#### DATA UNDER STUDY
+ + + +

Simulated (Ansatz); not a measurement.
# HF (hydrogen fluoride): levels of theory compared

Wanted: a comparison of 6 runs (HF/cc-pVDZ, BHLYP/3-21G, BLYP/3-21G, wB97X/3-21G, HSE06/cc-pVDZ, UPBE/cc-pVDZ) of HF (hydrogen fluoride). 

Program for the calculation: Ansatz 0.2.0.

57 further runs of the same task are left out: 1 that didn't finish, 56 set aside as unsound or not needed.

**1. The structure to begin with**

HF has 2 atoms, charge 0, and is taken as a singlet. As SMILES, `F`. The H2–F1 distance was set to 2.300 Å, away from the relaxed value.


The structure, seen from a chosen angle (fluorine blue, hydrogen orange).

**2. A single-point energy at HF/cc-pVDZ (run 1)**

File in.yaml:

+ + + +

#### WORK ORDER
Copy out every entry again, exactly as it was given.

#### RESULT
Simulated (Ansatz); not a measurement.
# HF (hydrogen fluoride): levels of theory compared

Wanted: a comparison of 6 runs (HF/cc-pVDZ, BHLYP/3-21G, BLYP/3-21G, wB97X/3-21G, HSE06/cc-pVDZ, UPBE/cc-pVDZ) of HF (hydrogen fluoride). 

Program for the calculation: Ansatz 0.2.0.

57 further runs of the same task are left out: 1 that didn't finish, 56 set aside as unsound or not needed.

**1. The structure to begin with**

HF has 2 atoms, charge 0, and is taken as a singlet. As SMILES, `F`. The H2–F1 distance was set to 2.300 Å, away from the relaxed value.


The structure, seen from a chosen angle (fluorine blue, hydrogen orange).

**2. A single-point energy at HF/cc-pVDZ (run 1)**

File in.yaml:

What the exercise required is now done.